INFORMATION:
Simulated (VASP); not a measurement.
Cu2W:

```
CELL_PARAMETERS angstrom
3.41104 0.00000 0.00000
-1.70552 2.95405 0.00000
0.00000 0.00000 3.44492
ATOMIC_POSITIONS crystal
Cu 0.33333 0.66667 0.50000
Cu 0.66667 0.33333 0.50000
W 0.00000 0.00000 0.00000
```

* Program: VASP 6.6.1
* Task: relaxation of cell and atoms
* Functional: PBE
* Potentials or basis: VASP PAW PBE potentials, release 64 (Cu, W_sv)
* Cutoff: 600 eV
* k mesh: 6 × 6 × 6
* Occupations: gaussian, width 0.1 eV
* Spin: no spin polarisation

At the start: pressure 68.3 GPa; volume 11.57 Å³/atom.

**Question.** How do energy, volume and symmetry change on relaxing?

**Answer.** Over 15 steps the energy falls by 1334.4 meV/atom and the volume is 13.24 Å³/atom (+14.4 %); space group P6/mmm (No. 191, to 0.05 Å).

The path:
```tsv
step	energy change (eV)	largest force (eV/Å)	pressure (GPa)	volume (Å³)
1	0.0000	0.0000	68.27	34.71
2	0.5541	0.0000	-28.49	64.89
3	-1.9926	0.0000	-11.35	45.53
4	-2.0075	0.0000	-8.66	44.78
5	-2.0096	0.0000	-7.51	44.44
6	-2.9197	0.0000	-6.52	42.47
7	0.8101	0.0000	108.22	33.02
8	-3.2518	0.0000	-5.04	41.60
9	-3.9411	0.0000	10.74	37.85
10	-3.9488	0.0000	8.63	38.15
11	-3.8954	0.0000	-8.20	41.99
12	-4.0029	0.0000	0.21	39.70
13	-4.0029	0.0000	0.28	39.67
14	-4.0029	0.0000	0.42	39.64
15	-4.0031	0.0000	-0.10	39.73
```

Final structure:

REQUIRED ACTION:
Lines from the top of the entries above to the line that contains "to 0.05 Å)." should be set down exactly, please, with both ends kept and nothing added.

YOUR SOLUTION:
Simulated (VASP); not a measurement.
Cu2W:

```
CELL_PARAMETERS angstrom
3.41104 0.00000 0.00000
-1.70552 2.95405 0.00000
0.00000 0.00000 3.44492
ATOMIC_POSITIONS crystal
Cu 0.33333 0.66667 0.50000
Cu 0.66667 0.33333 0.50000
W 0.00000 0.00000 0.00000
```

* Program: VASP 6.6.1
* Task: relaxation of cell and atoms
* Functional: PBE
* Potentials or basis: VASP PAW PBE potentials, release 64 (Cu, W_sv)
* Cutoff: 600 eV
* k mesh: 6 × 6 × 6
* Occupations: gaussian, width 0.1 eV
* Spin: no spin polarisation

At the start: pressure 68.3 GPa; volume 11.57 Å³/atom.

**Question.** How do energy, volume and symmetry change on relaxing?

**Answer.** Over 15 steps the energy falls by 1334.4 meV/atom and the volume is 13.24 Å³/atom (+14.4 %); space group P6/mmm (No. 191, to 0.05 Å).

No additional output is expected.